EXCERPTED DATA:
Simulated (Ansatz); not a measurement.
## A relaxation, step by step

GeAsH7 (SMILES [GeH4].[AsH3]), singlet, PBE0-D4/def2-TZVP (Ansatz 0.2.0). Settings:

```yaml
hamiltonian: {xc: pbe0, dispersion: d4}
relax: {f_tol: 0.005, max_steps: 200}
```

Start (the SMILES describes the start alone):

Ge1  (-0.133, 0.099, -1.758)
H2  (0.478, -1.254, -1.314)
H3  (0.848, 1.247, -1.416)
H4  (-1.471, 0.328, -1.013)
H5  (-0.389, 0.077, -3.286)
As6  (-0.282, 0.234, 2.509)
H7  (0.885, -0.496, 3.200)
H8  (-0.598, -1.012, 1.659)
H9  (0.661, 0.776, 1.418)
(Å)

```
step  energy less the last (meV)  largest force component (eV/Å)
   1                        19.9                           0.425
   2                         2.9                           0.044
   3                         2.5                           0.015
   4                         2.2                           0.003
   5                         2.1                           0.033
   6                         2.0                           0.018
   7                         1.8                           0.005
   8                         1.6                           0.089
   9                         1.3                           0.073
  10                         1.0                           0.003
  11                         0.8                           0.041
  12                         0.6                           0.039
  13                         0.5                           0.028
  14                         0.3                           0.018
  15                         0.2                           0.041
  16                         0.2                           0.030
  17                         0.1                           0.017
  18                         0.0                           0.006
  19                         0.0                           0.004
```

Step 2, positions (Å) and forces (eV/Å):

REQUIREMENT: Write out exactly the lines between the start of the entries and the line containing "(-0.389, 0.077, -3.286)", including that line and the first one.

TASK RESPONSE:
Simulated (Ansatz); not a measurement.
## A relaxation, step by step

GeAsH7 (SMILES [GeH4].[AsH3]), singlet, PBE0-D4/def2-TZVP (Ansatz 0.2.0). Settings:

```yaml
hamiltonian: {xc: pbe0, dispersion: d4}
relax: {f_tol: 0.005, max_steps: 200}
```

Start (the SMILES describes the start alone):

Ge1  (-0.133, 0.099, -1.758)
H2  (0.478, -1.254, -1.314)
H3  (0.848, 1.247, -1.416)
H4  (-1.471, 0.328, -1.013)
H5  (-0.389, 0.077, -3.286)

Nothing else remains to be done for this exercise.